Assignment
All records need to be reproduced exactly. Keep every word as it is.

Data extract
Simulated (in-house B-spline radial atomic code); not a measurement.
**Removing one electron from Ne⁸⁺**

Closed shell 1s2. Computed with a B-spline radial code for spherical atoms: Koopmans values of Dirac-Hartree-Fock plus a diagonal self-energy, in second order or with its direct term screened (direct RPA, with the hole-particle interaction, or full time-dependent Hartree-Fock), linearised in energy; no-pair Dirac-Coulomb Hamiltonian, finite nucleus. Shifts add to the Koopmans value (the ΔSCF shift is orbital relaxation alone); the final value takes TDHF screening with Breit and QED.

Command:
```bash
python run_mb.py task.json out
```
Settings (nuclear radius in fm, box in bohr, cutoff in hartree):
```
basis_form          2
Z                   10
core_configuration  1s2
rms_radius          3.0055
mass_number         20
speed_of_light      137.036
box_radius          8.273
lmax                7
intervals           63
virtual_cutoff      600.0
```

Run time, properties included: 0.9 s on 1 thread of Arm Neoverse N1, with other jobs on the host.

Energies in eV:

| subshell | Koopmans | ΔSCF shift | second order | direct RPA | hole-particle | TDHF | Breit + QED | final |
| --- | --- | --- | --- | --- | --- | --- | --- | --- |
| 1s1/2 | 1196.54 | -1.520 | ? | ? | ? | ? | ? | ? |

Your response
Simulated (in-house B-spline radial atomic code); not a measurement.
**Removing one electron from Ne⁸⁺**

Closed shell 1s2. Computed with a B-spline radial code for spherical atoms: Koopmans values of Dirac-Hartree-Fock plus a diagonal self-energy, in second order or with its direct term screened (direct RPA, with the hole-particle interaction, or full time-dependent Hartree-Fock), linearised in energy; no-pair Dirac-Coulomb Hamiltonian, finite nucleus. Shifts add to the Koopmans value (the ΔSCF shift is orbital relaxation alone); the final value takes TDHF screening with Breit and QED.

Command:
```bash
python run_mb.py task.json out
```
Settings (nuclear radius in fm, box in bohr, cutoff in hartree):
```
basis_form          2
Z                   10
core_configuration  1s2
rms_radius          3.0055
mass_number         20
speed_of_light      137.036
box_radius          8.273
lmax                7
intervals           63
virtual_cutoff      600.0
```

Run time, properties included: 0.9 s on 1 thread of Arm Neoverse N1, with other jobs on the host.

Energies in eV:

| subshell | Koopmans | ΔSCF shift | second order | direct RPA | hole-particle | TDHF | Breit + QED | final |
| --- | --- | --- | --- | --- | --- | --- | --- | --- |
| 1s1/2 | 1196.54 | -1.520 | ? | ? | ? | ? | ? | ? |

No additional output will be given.